### Work task
Nothing but the listing below, retyped exactly, should appear in the answer.

>>

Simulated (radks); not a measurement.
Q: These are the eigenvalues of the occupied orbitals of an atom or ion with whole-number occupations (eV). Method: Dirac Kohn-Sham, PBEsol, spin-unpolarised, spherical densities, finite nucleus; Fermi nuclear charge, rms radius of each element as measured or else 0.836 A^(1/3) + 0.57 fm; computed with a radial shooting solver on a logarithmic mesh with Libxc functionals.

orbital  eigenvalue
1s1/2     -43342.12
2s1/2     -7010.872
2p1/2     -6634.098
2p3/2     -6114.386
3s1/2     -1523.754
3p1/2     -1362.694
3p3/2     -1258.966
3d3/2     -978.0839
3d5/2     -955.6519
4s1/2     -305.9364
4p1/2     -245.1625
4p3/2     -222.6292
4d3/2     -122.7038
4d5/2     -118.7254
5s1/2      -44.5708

<<

### Exercise solution
Simulated (radks); not a measurement.
Q: These are the eigenvalues of the occupied orbitals of an atom or ion with whole-number occupations (eV). Method: Dirac Kohn-Sham, PBEsol, spin-unpolarised, spherical densities, finite nucleus; Fermi nuclear charge, rms radius of each element as measured or else 0.836 A^(1/3) + 0.57 fm; computed with a radial shooting solver on a logarithmic mesh with Libxc functionals.

orbital  eigenvalue
1s1/2     -43342.12
2s1/2     -7010.872
2p1/2     -6634.098
2p3/2     -6114.386
3s1/2     -1523.754
3p1/2     -1362.694
3p3/2     -1258.966
3d3/2     -978.0839
3d5/2     -955.6519
4s1/2     -305.9364
4p1/2     -245.1625
4p3/2     -222.6292
4d3/2     -122.7038
4d5/2     -118.7254
5s1/2      -44.5708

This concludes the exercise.